**EXERCISE**
Write the data out again, exactly as given.

** Opening INFORMATION SHOWN block **

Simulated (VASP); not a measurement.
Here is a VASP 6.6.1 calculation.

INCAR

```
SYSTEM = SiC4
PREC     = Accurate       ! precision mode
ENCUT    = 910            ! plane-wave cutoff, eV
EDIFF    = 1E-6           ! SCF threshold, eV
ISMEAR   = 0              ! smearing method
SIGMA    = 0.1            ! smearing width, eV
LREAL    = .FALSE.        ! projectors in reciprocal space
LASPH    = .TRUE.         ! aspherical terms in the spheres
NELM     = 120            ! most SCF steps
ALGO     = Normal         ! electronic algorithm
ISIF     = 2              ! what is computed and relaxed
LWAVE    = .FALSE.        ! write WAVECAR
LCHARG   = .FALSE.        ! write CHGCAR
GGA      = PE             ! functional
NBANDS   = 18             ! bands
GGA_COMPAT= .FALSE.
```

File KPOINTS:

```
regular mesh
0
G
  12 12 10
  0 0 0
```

** Closing INFORMATION SHOWN block **

**ANSWER SECTION**
Simulated (VASP); not a measurement.
Here is a VASP 6.6.1 calculation.

INCAR

```
SYSTEM = SiC4
PREC     = Accurate       ! precision mode
ENCUT    = 910            ! plane-wave cutoff, eV
EDIFF    = 1E-6           ! SCF threshold, eV
ISMEAR   = 0              ! smearing method
SIGMA    = 0.1            ! smearing width, eV
LREAL    = .FALSE.        ! projectors in reciprocal space
LASPH    = .TRUE.         ! aspherical terms in the spheres
NELM     = 120            ! most SCF steps
ALGO     = Normal         ! electronic algorithm
ISIF     = 2              ! what is computed and relaxed
LWAVE    = .FALSE.        ! write WAVECAR
LCHARG   = .FALSE.        ! write CHGCAR
GGA      = PE             ! functional
NBANDS   = 18             ! bands
GGA_COMPAT= .FALSE.
```

File KPOINTS:

```
regular mesh
0
G
  12 12 10
  0 0 0
```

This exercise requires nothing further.